=====
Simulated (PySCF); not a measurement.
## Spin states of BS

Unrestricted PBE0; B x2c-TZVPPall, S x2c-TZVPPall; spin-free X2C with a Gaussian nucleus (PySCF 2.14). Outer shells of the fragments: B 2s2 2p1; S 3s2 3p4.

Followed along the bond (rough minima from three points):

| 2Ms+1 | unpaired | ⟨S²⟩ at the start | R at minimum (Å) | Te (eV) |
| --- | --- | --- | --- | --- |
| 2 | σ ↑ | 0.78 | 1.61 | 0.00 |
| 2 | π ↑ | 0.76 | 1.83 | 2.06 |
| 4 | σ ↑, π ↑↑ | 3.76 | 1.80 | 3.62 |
=====

**Assigned task**
Set down the records above once more, exactly as they stand.

**Written solution**
Simulated (PySCF); not a measurement.
## Spin states of BS

Unrestricted PBE0; B x2c-TZVPPall, S x2c-TZVPPall; spin-free X2C with a Gaussian nucleus (PySCF 2.14). Outer shells of the fragments: B 2s2 2p1; S 3s2 3p4.

Followed along the bond (rough minima from three points):

| 2Ms+1 | unpaired | ⟨S²⟩ at the start | R at minimum (Å) | Te (eV) |
| --- | --- | --- | --- | --- |
| 2 | σ ↑ | 0.78 | 1.61 | 0.00 |
| 2 | π ↑ | 0.76 | 1.83 | 2.06 |
| 4 | σ ↑, π ↑↑ | 3.76 | 1.80 | 3.62 |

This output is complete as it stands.